— Work instruction —
All of the records must be set down again word for word.

— Data listing —
*** Begin section ***

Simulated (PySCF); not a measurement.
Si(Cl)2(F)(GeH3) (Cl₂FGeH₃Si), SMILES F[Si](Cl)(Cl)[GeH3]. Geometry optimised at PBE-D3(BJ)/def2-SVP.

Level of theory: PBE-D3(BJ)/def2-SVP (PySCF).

*** End section ***

— Written answer —
Simulated (PySCF); not a measurement.
Si(Cl)2(F)(GeH3) (Cl₂FGeH₃Si), SMILES F[Si](Cl)(Cl)[GeH3]. Geometry optimised at PBE-D3(BJ)/def2-SVP.

Level of theory: PBE-D3(BJ)/def2-SVP (PySCF).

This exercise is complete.